## [GIVEN INFORMATION]
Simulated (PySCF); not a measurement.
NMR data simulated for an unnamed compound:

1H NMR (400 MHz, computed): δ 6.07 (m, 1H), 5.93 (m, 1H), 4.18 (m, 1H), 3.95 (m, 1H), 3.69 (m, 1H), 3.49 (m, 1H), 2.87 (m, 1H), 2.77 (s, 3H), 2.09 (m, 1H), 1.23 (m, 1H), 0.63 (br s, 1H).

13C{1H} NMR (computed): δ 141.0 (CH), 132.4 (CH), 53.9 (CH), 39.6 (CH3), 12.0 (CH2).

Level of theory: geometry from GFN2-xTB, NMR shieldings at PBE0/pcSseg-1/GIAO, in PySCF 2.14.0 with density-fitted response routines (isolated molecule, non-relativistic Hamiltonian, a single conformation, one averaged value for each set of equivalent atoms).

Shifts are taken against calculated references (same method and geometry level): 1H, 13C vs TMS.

## [WORK ITEM]
Retype the records in their entirety, matching each one exactly.

## [ANSWER SECTION]
Simulated (PySCF); not a measurement.
NMR data simulated for an unnamed compound:

1H NMR (400 MHz, computed): δ 6.07 (m, 1H), 5.93 (m, 1H), 4.18 (m, 1H), 3.95 (m, 1H), 3.69 (m, 1H), 3.49 (m, 1H), 2.87 (m, 1H), 2.77 (s, 3H), 2.09 (m, 1H), 1.23 (m, 1H), 0.63 (br s, 1H).

13C{1H} NMR (computed): δ 141.0 (CH), 132.4 (CH), 53.9 (CH), 39.6 (CH3), 12.0 (CH2).

Level of theory: geometry from GFN2-xTB, NMR shieldings at PBE0/pcSseg-1/GIAO, in PySCF 2.14.0 with density-fitted response routines (isolated molecule, non-relativistic Hamiltonian, a single conformation, one averaged value for each set of equivalent atoms).

Shifts are taken against calculated references (same method and geometry level): 1H, 13C vs TMS.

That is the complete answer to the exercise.